### Work request:
Write out the full listing exactly as it appears below.

### Source data:
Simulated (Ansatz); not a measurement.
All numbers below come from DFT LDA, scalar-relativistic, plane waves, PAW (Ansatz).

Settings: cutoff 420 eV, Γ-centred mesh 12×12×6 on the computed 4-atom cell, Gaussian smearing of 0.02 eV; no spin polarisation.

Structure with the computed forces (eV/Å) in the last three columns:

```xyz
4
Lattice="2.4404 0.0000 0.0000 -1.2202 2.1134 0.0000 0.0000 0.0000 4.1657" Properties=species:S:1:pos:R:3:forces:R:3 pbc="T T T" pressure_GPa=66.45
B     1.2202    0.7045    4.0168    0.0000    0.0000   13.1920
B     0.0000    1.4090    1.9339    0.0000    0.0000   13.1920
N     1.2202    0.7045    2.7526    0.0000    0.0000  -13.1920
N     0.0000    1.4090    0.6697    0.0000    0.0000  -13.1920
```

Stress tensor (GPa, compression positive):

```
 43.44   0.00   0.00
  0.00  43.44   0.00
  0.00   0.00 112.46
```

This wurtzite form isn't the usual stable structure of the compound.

### Written solution:
Simulated (Ansatz); not a measurement.
All numbers below come from DFT LDA, scalar-relativistic, plane waves, PAW (Ansatz).

Settings: cutoff 420 eV, Γ-centred mesh 12×12×6 on the computed 4-atom cell, Gaussian smearing of 0.02 eV; no spin polarisation.

Structure with the computed forces (eV/Å) in the last three columns:

```xyz
4
Lattice="2.4404 0.0000 0.0000 -1.2202 2.1134 0.0000 0.0000 0.0000 4.1657" Properties=species:S:1:pos:R:3:forces:R:3 pbc="T T T" pressure_GPa=66.45
B     1.2202    0.7045    4.0168    0.0000    0.0000   13.1920
B     0.0000    1.4090    1.9339    0.0000    0.0000   13.1920
N     1.2202    0.7045    2.7526    0.0000    0.0000  -13.1920
N     0.0000    1.4090    0.6697    0.0000    0.0000  -13.1920
```

Stress tensor (GPa, compression positive):

```
 43.44   0.00   0.00
  0.00  43.44   0.00
  0.00   0.00 112.46
```

This wurtzite form isn't the usual stable structure of the compound.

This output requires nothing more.